WORK ITEM: From the first line of the entries below to the line with "TDDFT with PBE0", give each line again exactly.

EXTRACTED MATERIAL:
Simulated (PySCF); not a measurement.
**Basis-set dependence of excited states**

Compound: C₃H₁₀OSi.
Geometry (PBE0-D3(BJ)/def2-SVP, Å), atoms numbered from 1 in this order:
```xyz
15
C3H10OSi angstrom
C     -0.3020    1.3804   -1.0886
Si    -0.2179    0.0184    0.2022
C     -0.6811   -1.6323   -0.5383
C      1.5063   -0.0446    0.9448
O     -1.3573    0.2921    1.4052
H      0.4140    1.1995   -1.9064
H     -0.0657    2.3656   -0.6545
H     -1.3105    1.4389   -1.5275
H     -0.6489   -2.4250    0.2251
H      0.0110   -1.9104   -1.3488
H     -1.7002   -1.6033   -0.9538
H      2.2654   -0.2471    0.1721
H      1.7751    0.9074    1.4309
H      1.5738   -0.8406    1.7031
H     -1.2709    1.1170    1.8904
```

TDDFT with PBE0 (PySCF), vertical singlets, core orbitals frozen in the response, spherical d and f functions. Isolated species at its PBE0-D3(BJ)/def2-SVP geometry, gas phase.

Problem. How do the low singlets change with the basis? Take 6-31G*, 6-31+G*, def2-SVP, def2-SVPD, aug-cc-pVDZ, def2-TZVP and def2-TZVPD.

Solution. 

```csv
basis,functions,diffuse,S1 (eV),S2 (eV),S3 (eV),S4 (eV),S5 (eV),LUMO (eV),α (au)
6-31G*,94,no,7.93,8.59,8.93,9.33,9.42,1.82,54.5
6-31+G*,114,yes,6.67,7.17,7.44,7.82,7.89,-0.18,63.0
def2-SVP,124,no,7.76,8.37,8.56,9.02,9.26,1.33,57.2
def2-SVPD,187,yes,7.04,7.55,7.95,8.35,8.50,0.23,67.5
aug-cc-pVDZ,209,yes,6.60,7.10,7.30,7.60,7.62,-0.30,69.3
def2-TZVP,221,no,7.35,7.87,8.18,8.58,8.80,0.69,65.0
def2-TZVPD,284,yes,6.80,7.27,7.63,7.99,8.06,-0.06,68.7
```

TASK ANSWER:
Simulated (PySCF); not a measurement.
**Basis-set dependence of excited states**

Compound: C₃H₁₀OSi.
Geometry (PBE0-D3(BJ)/def2-SVP, Å), atoms numbered from 1 in this order:
```xyz
15
C3H10OSi angstrom
C     -0.3020    1.3804   -1.0886
Si    -0.2179    0.0184    0.2022
C     -0.6811   -1.6323   -0.5383
C      1.5063   -0.0446    0.9448
O     -1.3573    0.2921    1.4052
H      0.4140    1.1995   -1.9064
H     -0.0657    2.3656   -0.6545
H     -1.3105    1.4389   -1.5275
H     -0.6489   -2.4250    0.2251
H      0.0110   -1.9104   -1.3488
H     -1.7002   -1.6033   -0.9538
H      2.2654   -0.2471    0.1721
H      1.7751    0.9074    1.4309
H      1.5738   -0.8406    1.7031
H     -1.2709    1.1170    1.8904
```

TDDFT with PBE0 (PySCF), vertical singlets, core orbitals frozen in the response, spherical d and f functions. Isolated species at its PBE0-D3(BJ)/def2-SVP geometry, gas phase.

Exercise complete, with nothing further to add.